▸ **Work task**: An identical copy of every entry below is the required output.

BEGIN Material shown

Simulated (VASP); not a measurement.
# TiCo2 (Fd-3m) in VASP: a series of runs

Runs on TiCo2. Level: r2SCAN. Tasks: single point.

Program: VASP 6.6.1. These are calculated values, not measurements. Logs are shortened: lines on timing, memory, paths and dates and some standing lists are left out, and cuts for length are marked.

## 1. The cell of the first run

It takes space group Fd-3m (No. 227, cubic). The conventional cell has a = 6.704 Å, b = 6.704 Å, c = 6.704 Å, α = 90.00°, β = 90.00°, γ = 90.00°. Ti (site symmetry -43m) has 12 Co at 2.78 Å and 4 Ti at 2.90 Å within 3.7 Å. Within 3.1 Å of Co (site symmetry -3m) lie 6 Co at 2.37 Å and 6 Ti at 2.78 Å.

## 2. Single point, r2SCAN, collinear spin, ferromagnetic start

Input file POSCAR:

END Material shown

▸ **Exercise output**:
Simulated (VASP); not a measurement.
# TiCo2 (Fd-3m) in VASP: a series of runs

Runs on TiCo2. Level: r2SCAN. Tasks: single point.

Program: VASP 6.6.1. These are calculated values, not measurements. Logs are shortened: lines on timing, memory, paths and dates and some standing lists are left out, and cuts for length are marked.

## 1. The cell of the first run

It takes space group Fd-3m (No. 227, cubic). The conventional cell has a = 6.704 Å, b = 6.704 Å, c = 6.704 Å, α = 90.00°, β = 90.00°, γ = 90.00°. Ti (site symmetry -43m) has 12 Co at 2.78 Å and 4 Ti at 2.90 Å within 3.7 Å. Within 3.1 Å of Co (site symmetry -3m) lie 6 Co at 2.37 Å and 6 Ti at 2.78 Å.

## 2. Single point, r2SCAN, collinear spin, ferromagnetic start

Input file POSCAR:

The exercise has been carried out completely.